Exactly the lines from the start of the data below through the line containing "Experimental results on" must be returned, and no others.

(Given records Opens)

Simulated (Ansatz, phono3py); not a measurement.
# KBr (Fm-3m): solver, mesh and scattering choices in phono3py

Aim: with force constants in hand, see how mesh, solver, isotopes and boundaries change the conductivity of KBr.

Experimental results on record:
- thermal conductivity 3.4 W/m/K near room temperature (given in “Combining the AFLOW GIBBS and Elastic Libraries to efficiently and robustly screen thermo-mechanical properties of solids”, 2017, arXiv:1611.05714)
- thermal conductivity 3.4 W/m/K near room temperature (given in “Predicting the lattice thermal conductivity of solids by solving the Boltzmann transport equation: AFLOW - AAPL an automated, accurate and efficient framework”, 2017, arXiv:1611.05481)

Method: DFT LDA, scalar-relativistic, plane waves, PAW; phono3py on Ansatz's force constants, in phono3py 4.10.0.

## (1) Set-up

(Given records Closes)

• _Response box_
Simulated (Ansatz, phono3py); not a measurement.
# KBr (Fm-3m): solver, mesh and scattering choices in phono3py

Aim: with force constants in hand, see how mesh, solver, isotopes and boundaries change the conductivity of KBr.

Experimental results on record:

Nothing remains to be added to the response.